- WORK INSTRUCTION
With the listing in front of you, retype it exactly.

- PROVIDED RECORDS
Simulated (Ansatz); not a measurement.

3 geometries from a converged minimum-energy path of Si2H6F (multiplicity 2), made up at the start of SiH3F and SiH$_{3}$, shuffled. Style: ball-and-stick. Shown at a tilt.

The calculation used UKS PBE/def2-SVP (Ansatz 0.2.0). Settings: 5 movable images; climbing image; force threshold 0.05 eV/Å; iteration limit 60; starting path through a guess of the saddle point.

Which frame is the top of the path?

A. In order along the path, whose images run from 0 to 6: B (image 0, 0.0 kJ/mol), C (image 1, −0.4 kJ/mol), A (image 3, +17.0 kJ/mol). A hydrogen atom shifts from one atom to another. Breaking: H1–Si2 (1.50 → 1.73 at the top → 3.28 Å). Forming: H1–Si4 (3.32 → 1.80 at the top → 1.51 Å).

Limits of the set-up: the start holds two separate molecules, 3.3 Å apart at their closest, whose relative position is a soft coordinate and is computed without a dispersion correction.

- EXERCISE RESULT
Simulated (Ansatz); not a measurement.

3 geometries from a converged minimum-energy path of Si2H6F (multiplicity 2), made up at the start of SiH3F and SiH$_{3}$, shuffled. Style: ball-and-stick. Shown at a tilt.

The calculation used UKS PBE/def2-SVP (Ansatz 0.2.0). Settings: 5 movable images; climbing image; force threshold 0.05 eV/Å; iteration limit 60; starting path through a guess of the saddle point.

Which frame is the top of the path?

A. In order along the path, whose images run from 0 to 6: B (image 0, 0.0 kJ/mol), C (image 1, −0.4 kJ/mol), A (image 3, +17.0 kJ/mol). A hydrogen atom shifts from one atom to another. Breaking: H1–Si2 (1.50 → 1.73 at the top → 3.28 Å). Forming: H1–Si4 (3.32 → 1.80 at the top → 1.51 Å).

Limits of the set-up: the start holds two separate molecules, 3.3 Å apart at their closest, whose relative position is a soft coordinate and is computed without a dispersion correction.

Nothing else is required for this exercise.